**Requirement:**
Return only that part of the material below which starts with the line containing "vector after step 1: -0.086996" and goes on through the line containing "## Course of the iteration", restated exactly.

**Given information:**
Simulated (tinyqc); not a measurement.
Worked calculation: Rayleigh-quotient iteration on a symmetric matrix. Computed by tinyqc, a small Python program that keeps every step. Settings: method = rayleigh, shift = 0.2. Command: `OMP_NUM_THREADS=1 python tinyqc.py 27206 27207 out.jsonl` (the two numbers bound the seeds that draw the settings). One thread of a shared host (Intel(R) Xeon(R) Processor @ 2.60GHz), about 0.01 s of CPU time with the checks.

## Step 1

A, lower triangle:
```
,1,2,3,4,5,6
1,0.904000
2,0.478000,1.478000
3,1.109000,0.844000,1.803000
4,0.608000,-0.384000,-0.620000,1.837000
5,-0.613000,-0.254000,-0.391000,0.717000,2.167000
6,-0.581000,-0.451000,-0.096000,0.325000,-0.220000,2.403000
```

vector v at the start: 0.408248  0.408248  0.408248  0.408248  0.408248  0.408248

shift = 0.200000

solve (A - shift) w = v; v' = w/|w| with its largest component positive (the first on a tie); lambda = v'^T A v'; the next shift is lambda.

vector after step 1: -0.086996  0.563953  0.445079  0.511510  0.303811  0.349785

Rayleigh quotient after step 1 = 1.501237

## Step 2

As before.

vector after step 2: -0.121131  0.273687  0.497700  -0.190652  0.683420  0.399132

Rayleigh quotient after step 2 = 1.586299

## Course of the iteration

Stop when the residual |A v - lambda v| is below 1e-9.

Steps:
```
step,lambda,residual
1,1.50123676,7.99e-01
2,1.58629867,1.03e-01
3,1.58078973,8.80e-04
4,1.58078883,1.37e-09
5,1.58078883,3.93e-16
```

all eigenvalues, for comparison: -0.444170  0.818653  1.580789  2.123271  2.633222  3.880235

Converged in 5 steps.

**Task answer:**
vector after step 1: -0.086996  0.563953  0.445079  0.511510  0.303811  0.349785

Rayleigh quotient after step 1 = 1.501237

## Step 2

As before.

vector after step 2: -0.121131  0.273687  0.497700  -0.190652  0.683420  0.399132

Rayleigh quotient after step 2 = 1.586299

## Course of the iteration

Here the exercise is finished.